Provided material START

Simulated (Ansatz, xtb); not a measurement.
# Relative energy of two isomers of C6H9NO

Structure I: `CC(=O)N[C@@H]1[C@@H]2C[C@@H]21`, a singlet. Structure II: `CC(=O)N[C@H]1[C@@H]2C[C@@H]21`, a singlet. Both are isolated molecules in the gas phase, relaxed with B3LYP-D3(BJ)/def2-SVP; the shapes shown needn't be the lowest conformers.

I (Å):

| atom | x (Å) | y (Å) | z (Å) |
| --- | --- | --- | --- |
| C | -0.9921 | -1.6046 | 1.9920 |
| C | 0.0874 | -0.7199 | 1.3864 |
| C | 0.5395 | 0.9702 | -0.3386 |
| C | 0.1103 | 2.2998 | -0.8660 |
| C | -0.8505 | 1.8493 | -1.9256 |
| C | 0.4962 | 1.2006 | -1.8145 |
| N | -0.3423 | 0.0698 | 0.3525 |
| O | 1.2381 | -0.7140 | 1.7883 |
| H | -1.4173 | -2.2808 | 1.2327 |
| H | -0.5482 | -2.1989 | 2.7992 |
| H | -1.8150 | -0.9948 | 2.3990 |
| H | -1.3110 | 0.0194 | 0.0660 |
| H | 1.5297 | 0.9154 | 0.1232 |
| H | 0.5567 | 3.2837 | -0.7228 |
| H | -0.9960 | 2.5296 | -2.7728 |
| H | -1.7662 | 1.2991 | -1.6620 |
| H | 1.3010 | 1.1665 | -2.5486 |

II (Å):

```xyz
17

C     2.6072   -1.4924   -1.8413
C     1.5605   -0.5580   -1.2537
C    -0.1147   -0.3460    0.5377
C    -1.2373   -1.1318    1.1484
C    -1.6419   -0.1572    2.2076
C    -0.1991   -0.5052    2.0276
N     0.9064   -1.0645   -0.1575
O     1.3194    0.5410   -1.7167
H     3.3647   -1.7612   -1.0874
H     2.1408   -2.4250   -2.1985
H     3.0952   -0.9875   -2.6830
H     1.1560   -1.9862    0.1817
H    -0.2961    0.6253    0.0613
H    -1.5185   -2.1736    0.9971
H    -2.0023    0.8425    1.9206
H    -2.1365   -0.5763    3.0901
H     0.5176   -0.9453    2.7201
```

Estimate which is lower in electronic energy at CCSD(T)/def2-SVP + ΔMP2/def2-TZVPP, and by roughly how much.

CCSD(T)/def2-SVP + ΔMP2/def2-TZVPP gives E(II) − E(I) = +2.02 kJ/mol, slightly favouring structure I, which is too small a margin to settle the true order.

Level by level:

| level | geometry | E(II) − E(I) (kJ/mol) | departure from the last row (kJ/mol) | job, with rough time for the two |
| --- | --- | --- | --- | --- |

Provided material END

• Work instruction:
Give back the records word for word. Start at the first line, end at the line containing "(Å) | y (Å) | z (Å) |", and include both.

• Worked solution:
Simulated (Ansatz, xtb); not a measurement.
# Relative energy of two isomers of C6H9NO

Structure I: `CC(=O)N[C@@H]1[C@@H]2C[C@@H]21`, a singlet. Structure II: `CC(=O)N[C@H]1[C@@H]2C[C@@H]21`, a singlet. Both are isolated molecules in the gas phase, relaxed with B3LYP-D3(BJ)/def2-SVP; the shapes shown needn't be the lowest conformers.

I (Å):

| atom | x (Å) | y (Å) | z (Å) |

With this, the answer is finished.